• _Work task_: Transcribe the stretch of entries below from the line with "64 (Ag, Cl)." through the line with "Q: How long", exactly and with both ends included; leave out all other lines.

# # #

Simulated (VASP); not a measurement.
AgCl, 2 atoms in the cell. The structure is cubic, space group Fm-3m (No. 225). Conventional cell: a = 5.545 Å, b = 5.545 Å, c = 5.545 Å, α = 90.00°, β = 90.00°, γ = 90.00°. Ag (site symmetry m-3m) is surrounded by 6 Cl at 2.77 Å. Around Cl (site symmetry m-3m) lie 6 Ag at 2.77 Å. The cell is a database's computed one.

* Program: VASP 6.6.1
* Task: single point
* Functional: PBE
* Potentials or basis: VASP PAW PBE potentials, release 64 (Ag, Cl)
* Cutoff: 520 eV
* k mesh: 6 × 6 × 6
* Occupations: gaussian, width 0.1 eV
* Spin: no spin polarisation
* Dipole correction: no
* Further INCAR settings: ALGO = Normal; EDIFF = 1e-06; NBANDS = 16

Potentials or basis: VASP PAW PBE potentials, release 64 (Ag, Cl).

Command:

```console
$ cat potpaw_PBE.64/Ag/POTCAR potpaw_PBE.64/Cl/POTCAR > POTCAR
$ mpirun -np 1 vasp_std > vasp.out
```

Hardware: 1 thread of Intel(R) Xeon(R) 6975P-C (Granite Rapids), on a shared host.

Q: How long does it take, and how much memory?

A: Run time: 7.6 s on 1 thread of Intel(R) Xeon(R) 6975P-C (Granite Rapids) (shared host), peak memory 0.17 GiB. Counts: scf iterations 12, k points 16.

# # #

• _Task result_:
Potentials or basis: VASP PAW PBE potentials, release 64 (Ag, Cl).

Command:

```console
$ cat potpaw_PBE.64/Ag/POTCAR potpaw_PBE.64/Cl/POTCAR > POTCAR
$ mpirun -np 1 vasp_std > vasp.out
```

Hardware: 1 thread of Intel(R) Xeon(R) 6975P-C (Granite Rapids), on a shared host.

Q: How long does it take, and how much memory?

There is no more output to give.